[SUPPLIED MATERIAL — start]

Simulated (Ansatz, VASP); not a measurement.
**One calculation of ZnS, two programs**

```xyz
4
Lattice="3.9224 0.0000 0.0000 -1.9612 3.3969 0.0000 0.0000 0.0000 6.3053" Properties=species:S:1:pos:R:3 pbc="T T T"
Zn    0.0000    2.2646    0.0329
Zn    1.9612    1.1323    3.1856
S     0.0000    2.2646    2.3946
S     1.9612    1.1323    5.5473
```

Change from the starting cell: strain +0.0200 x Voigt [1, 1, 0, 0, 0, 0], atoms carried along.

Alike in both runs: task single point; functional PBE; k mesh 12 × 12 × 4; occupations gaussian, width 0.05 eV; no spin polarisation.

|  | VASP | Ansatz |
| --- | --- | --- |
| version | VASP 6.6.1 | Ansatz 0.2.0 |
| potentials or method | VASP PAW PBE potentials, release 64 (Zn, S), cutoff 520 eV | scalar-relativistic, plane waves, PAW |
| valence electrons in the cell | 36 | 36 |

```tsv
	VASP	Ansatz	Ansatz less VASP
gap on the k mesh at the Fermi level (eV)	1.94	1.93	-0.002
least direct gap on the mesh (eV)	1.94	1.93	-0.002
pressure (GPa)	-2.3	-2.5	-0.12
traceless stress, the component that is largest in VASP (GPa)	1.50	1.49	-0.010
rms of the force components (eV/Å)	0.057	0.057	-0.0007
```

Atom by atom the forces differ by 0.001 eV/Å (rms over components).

[SUPPLIED MATERIAL — finish]

REQUIRED ACTION:
Repeat the data exactly, with every line included.

EXERCISE ANSWER:
Simulated (Ansatz, VASP); not a measurement.
**One calculation of ZnS, two programs**

```xyz
4
Lattice="3.9224 0.0000 0.0000 -1.9612 3.3969 0.0000 0.0000 0.0000 6.3053" Properties=species:S:1:pos:R:3 pbc="T T T"
Zn    0.0000    2.2646    0.0329
Zn    1.9612    1.1323    3.1856
S     0.0000    2.2646    2.3946
S     1.9612    1.1323    5.5473
```

Change from the starting cell: strain +0.0200 x Voigt [1, 1, 0, 0, 0, 0], atoms carried along.

Alike in both runs: task single point; functional PBE; k mesh 12 × 12 × 4; occupations gaussian, width 0.05 eV; no spin polarisation.

|  | VASP | Ansatz |
| --- | --- | --- |
| version | VASP 6.6.1 | Ansatz 0.2.0 |
| potentials or method | VASP PAW PBE potentials, release 64 (Zn, S), cutoff 520 eV | scalar-relativistic, plane waves, PAW |
| valence electrons in the cell | 36 | 36 |

```tsv
	VASP	Ansatz	Ansatz less VASP
gap on the k mesh at the Fermi level (eV)	1.94	1.93	-0.002
least direct gap on the mesh (eV)	1.94	1.93	-0.002
pressure (GPa)	-2.3	-2.5	-0.12
traceless stress, the component that is largest in VASP (GPa)	1.50	1.49	-0.010
rms of the force components (eV/Å)	0.057	0.057	-0.0007
```

Atom by atom the forces differ by 0.001 eV/Å (rms over components).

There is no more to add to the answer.